* Requirement
A complete and exact copy of the data below is the task.

* Extracted entries
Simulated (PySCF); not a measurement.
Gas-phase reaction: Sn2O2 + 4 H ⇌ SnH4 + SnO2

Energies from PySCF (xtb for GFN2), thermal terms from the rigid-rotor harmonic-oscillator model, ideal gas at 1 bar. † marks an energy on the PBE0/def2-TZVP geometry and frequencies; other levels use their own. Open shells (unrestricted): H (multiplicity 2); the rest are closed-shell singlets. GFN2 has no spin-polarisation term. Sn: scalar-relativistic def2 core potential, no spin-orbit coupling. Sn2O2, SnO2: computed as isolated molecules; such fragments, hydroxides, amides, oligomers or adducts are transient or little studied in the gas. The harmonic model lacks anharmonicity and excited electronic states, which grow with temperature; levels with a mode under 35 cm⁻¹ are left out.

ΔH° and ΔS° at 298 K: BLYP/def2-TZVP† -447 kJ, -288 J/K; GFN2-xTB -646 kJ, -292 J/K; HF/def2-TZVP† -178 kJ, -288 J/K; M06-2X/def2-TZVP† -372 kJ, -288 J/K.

* Problem solution
Simulated (PySCF); not a measurement.
Gas-phase reaction: Sn2O2 + 4 H ⇌ SnH4 + SnO2

Energies from PySCF (xtb for GFN2), thermal terms from the rigid-rotor harmonic-oscillator model, ideal gas at 1 bar. † marks an energy on the PBE0/def2-TZVP geometry and frequencies; other levels use their own. Open shells (unrestricted): H (multiplicity 2); the rest are closed-shell singlets. GFN2 has no spin-polarisation term. Sn: scalar-relativistic def2 core potential, no spin-orbit coupling. Sn2O2, SnO2: computed as isolated molecules; such fragments, hydroxides, amides, oligomers or adducts are transient or little studied in the gas. The harmonic model lacks anharmonicity and excited electronic states, which grow with temperature; levels with a mode under 35 cm⁻¹ are left out.

ΔH° and ΔS° at 298 K: BLYP/def2-TZVP† -447 kJ, -288 J/K; GFN2-xTB -646 kJ, -292 J/K; HF/def2-TZVP† -178 kJ, -288 J/K; M06-2X/def2-TZVP† -372 kJ, -288 J/K.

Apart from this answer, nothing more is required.